Supplied entries:
※ ※ ※

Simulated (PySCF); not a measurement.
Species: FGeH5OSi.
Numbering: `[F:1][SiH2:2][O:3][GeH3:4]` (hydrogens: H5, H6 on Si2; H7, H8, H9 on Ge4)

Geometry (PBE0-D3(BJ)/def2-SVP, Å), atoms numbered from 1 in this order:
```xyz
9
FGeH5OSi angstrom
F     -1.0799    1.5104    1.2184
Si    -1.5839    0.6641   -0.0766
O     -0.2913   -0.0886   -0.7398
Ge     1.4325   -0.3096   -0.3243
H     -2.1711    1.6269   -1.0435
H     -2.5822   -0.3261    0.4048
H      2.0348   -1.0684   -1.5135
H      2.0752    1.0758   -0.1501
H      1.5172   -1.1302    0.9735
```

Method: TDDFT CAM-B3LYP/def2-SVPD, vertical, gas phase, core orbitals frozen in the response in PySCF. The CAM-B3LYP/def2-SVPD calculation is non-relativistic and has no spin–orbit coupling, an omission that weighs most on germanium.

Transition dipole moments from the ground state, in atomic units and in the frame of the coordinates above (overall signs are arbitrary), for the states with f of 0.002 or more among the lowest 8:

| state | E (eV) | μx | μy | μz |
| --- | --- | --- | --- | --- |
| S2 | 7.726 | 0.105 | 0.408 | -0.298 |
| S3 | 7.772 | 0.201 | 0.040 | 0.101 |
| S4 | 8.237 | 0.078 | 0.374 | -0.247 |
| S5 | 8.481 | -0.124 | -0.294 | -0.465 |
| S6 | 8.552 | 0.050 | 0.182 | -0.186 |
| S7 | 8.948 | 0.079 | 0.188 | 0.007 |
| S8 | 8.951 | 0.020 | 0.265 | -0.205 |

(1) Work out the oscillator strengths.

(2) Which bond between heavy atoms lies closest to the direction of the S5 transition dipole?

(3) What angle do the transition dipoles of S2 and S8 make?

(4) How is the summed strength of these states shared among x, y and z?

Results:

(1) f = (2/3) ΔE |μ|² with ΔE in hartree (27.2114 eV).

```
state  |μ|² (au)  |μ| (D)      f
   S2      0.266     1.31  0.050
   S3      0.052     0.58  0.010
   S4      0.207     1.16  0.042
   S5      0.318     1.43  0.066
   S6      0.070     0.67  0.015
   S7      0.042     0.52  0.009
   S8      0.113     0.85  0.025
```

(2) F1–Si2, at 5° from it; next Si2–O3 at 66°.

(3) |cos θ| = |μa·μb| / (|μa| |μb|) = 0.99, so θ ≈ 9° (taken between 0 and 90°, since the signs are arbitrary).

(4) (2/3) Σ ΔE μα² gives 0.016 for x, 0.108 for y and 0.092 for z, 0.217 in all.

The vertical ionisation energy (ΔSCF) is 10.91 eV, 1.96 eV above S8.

※ ※ ※

Brief: Exact reproduction of the lines from the top of the material through the line where "(4) (2/3) Σ ΔE" appears is required, both boundary lines included, with no other output.

Response box:
Simulated (PySCF); not a measurement.
Species: FGeH5OSi.
Numbering: `[F:1][SiH2:2][O:3][GeH3:4]` (hydrogens: H5, H6 on Si2; H7, H8, H9 on Ge4)

Geometry (PBE0-D3(BJ)/def2-SVP, Å), atoms numbered from 1 in this order:
```xyz
9
FGeH5OSi angstrom
F     -1.0799    1.5104    1.2184
Si    -1.5839    0.6641   -0.0766
O     -0.2913   -0.0886   -0.7398
Ge     1.4325   -0.3096   -0.3243
H     -2.1711    1.6269   -1.0435
H     -2.5822   -0.3261    0.4048
H      2.0348   -1.0684   -1.5135
H      2.0752    1.0758   -0.1501
H      1.5172   -1.1302    0.9735
```

Method: TDDFT CAM-B3LYP/def2-SVPD, vertical, gas phase, core orbitals frozen in the response in PySCF. The CAM-B3LYP/def2-SVPD calculation is non-relativistic and has no spin–orbit coupling, an omission that weighs most on germanium.

Transition dipole moments from the ground state, in atomic units and in the frame of the coordinates above (overall signs are arbitrary), for the states with f of 0.002 or more among the lowest 8:

| state | E (eV) | μx | μy | μz |
| --- | --- | --- | --- | --- |
| S2 | 7.726 | 0.105 | 0.408 | -0.298 |
| S3 | 7.772 | 0.201 | 0.040 | 0.101 |
| S4 | 8.237 | 0.078 | 0.374 | -0.247 |
| S5 | 8.481 | -0.124 | -0.294 | -0.465 |
| S6 | 8.552 | 0.050 | 0.182 | -0.186 |
| S7 | 8.948 | 0.079 | 0.188 | 0.007 |
| S8 | 8.951 | 0.020 | 0.265 | -0.205 |

(1) Work out the oscillator strengths.

(2) Which bond between heavy atoms lies closest to the direction of the S5 transition dipole?

(3) What angle do the transition dipoles of S2 and S8 make?

(4) How is the summed strength of these states shared among x, y and z?

Results:

(1) f = (2/3) ΔE |μ|² with ΔE in hartree (27.2114 eV).

```
state  |μ|² (au)  |μ| (D)      f
   S2      0.266     1.31  0.050
   S3      0.052     0.58  0.010
   S4      0.207     1.16  0.042
   S5      0.318     1.43  0.066
   S6      0.070     0.67  0.015
   S7      0.042     0.52  0.009
   S8      0.113     0.85  0.025
```

(2) F1–Si2, at 5° from it; next Si2–O3 at 66°.

(3) |cos θ| = |μa·μb| / (|μa| |μb|) = 0.99, so θ ≈ 9° (taken between 0 and 90°, since the signs are arbitrary).

(4) (2/3) Σ ΔE μα² gives 0.016 for x, 0.108 for y and 0.092 for z, 0.217 in all.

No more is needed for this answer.